** Opening Dataset block **
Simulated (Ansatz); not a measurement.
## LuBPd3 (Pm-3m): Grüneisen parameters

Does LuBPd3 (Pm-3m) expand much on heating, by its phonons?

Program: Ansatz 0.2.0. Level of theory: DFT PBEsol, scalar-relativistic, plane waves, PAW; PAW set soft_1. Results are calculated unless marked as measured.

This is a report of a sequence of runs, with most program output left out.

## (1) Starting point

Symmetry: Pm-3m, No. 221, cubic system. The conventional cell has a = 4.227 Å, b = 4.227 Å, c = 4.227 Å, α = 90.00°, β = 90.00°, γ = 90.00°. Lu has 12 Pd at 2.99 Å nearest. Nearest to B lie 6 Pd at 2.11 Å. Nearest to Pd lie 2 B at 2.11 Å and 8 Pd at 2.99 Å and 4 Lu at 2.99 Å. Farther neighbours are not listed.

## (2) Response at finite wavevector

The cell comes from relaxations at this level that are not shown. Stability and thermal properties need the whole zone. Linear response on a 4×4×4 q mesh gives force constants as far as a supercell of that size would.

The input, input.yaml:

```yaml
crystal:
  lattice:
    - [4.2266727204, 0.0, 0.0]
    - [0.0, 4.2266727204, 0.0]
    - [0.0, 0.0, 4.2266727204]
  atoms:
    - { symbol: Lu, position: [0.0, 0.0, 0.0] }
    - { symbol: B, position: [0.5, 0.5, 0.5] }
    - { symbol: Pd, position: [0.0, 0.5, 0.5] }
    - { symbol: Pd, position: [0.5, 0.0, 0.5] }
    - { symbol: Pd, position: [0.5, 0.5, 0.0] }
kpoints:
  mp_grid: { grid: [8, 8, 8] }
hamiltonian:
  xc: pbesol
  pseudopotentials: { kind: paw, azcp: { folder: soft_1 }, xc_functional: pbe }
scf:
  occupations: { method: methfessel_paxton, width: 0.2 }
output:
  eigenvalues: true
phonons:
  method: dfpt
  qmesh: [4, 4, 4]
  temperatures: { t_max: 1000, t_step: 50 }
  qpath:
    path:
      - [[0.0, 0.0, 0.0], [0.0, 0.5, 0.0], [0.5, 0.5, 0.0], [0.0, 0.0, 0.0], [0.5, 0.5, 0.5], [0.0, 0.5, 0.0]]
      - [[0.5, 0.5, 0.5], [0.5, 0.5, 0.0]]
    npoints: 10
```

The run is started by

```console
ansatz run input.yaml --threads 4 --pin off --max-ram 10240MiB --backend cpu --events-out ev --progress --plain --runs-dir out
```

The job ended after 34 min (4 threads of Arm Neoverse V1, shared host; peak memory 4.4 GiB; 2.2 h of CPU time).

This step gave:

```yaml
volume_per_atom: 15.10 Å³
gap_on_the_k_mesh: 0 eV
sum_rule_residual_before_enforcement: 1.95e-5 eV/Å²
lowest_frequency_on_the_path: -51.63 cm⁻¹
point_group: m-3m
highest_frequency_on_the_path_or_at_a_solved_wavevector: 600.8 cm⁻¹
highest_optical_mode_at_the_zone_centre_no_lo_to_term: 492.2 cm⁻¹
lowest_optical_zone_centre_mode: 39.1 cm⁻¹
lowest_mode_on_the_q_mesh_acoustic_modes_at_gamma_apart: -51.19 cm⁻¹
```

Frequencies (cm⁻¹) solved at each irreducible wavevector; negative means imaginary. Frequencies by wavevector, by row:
** Closing Dataset block **

• Brief: Could you transcribe the entries above word for word, from the line with "## LuBPd3 (Pm-3m): Grüneisen parameters" down to the line with "## (1) Starting point", keeping both?

• Answer area:
## LuBPd3 (Pm-3m): Grüneisen parameters

Does LuBPd3 (Pm-3m) expand much on heating, by its phonons?

Program: Ansatz 0.2.0. Level of theory: DFT PBEsol, scalar-relativistic, plane waves, PAW; PAW set soft_1. Results are calculated unless marked as measured.

This is a report of a sequence of runs, with most program output left out.

## (1) Starting point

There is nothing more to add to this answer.